(Work item):
Would you please copy the part of the material below that opens with the line containing "0.0000 | 0.0000 |" and closes with the line containing "A: 5.05 eV."? Copy it exactly, and only it.

(Dataset content):

------------------------------------------------------------

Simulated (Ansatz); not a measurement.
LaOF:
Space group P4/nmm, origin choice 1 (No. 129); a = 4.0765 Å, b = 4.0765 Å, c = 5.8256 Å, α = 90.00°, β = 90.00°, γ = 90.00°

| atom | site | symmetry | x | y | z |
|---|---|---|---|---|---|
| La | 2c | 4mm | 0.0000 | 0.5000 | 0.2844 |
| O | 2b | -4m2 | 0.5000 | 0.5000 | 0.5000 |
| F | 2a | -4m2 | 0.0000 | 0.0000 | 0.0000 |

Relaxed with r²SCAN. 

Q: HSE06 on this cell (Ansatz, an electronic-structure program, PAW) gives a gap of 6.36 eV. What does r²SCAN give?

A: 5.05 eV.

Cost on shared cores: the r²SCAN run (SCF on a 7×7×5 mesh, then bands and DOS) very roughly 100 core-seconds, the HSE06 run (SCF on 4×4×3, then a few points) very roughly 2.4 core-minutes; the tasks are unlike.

------------------------------------------------------------

(Answer area):
| F | 2a | -4m2 | 0.0000 | 0.0000 | 0.0000 |

Relaxed with r²SCAN. 

Q: HSE06 on this cell (Ansatz, an electronic-structure program, PAW) gives a gap of 6.36 eV. What does r²SCAN give?

A: 5.05 eV.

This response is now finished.